In your answer, copy every entry that follows exactly.

════════
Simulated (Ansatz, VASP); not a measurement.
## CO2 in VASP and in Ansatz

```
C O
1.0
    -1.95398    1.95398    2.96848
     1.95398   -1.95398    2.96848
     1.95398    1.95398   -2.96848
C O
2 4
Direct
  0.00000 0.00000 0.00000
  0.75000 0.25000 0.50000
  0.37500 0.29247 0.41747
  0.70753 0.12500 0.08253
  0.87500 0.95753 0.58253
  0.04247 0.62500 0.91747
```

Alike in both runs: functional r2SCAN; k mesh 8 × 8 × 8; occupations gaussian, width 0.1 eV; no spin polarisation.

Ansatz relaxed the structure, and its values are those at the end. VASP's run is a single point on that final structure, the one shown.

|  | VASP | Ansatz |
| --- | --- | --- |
════════

WRITTEN RESPONSE:
Simulated (Ansatz, VASP); not a measurement.
## CO2 in VASP and in Ansatz

```
C O
1.0
    -1.95398    1.95398    2.96848
     1.95398   -1.95398    2.96848
     1.95398    1.95398   -2.96848
C O
2 4
Direct
  0.00000 0.00000 0.00000
  0.75000 0.25000 0.50000
  0.37500 0.29247 0.41747
  0.70753 0.12500 0.08253
  0.87500 0.95753 0.58253
  0.04247 0.62500 0.91747
```

Alike in both runs: functional r2SCAN; k mesh 8 × 8 × 8; occupations gaussian, width 0.1 eV; no spin polarisation.

Ansatz relaxed the structure, and its values are those at the end. VASP's run is a single point on that final structure, the one shown.

|  | VASP | Ansatz |
| --- | --- | --- |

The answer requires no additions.